# ASSIGNED TASK
Reproduce precisely the lines of the listing below, starting with the line that contains "Q: Predict the band gap on the k mesh." and stopping after the line that contains "A: Zero (band"; include nothing else.

--- START ---

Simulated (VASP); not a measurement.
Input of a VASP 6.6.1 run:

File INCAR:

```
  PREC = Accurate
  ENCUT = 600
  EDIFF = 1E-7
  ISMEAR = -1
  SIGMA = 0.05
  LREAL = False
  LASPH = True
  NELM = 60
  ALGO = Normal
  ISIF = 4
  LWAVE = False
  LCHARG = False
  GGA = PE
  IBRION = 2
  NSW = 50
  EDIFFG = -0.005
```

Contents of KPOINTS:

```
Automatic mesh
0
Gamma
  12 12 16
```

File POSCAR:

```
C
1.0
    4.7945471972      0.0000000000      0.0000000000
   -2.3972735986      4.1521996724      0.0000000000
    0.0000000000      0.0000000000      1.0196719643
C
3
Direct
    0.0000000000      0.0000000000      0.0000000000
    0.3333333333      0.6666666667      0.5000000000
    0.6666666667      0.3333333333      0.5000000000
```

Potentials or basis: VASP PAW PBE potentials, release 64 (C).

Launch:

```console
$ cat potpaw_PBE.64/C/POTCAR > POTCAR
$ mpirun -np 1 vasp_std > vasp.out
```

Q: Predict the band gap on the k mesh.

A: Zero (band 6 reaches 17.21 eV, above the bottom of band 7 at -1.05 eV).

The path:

--- END ---

# RESPONSE
Q: Predict the band gap on the k mesh.

A: Zero (band 6 reaches 17.21 eV, above the bottom of band 7 at -1.05 eV).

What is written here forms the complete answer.